# TASK ITEM
Up to and including the line with "The structure is", please reproduce the lines below exactly, beginning with the first.

-=-=-=-=-

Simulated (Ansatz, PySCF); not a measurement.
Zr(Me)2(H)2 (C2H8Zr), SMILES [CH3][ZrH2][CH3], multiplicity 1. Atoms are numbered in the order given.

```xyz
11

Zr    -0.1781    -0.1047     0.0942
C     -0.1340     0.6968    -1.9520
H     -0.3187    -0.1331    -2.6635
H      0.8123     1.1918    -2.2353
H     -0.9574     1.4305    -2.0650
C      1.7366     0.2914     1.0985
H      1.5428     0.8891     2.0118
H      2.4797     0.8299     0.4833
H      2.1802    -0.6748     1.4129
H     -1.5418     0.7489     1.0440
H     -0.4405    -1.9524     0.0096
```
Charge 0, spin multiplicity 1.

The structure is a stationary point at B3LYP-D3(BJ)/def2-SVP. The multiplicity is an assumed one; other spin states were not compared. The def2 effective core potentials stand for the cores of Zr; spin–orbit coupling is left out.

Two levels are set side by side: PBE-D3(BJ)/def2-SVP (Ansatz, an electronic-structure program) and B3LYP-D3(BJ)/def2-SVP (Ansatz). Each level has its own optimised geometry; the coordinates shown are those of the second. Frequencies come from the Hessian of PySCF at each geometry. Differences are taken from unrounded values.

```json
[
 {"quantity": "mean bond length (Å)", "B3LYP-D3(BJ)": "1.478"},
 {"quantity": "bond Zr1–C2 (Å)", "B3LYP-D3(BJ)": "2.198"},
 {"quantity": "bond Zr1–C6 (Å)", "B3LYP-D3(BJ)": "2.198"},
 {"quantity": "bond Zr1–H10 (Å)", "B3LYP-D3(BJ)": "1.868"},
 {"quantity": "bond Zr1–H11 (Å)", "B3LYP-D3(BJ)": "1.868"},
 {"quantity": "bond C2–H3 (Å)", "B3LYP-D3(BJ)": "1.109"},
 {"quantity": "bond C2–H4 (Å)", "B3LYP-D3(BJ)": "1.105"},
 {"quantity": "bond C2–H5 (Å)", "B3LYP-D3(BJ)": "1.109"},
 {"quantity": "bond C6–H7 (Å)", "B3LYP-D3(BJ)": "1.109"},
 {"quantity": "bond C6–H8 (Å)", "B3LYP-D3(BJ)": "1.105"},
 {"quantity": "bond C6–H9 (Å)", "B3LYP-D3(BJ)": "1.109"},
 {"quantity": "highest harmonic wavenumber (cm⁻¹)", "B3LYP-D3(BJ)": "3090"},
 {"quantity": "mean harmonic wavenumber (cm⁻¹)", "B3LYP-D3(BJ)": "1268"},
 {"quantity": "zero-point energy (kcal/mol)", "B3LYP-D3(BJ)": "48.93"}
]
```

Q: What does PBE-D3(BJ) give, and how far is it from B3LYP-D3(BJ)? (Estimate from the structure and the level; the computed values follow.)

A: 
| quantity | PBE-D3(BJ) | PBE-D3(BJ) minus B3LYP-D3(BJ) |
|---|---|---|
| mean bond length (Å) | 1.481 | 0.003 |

-=-=-=-=-

# EXERCISE OUTPUT
Simulated (Ansatz, PySCF); not a measurement.
Zr(Me)2(H)2 (C2H8Zr), SMILES [CH3][ZrH2][CH3], multiplicity 1. Atoms are numbered in the order given.

```xyz
11

Zr    -0.1781    -0.1047     0.0942
C     -0.1340     0.6968    -1.9520
H     -0.3187    -0.1331    -2.6635
H      0.8123     1.1918    -2.2353
H     -0.9574     1.4305    -2.0650
C      1.7366     0.2914     1.0985
H      1.5428     0.8891     2.0118
H      2.4797     0.8299     0.4833
H      2.1802    -0.6748     1.4129
H     -1.5418     0.7489     1.0440
H     -0.4405    -1.9524     0.0096
```
Charge 0, spin multiplicity 1.

The structure is a stationary point at B3LYP-D3(BJ)/def2-SVP. The multiplicity is an assumed one; other spin states were not compared. The def2 effective core potentials stand for the cores of Zr; spin–orbit coupling is left out.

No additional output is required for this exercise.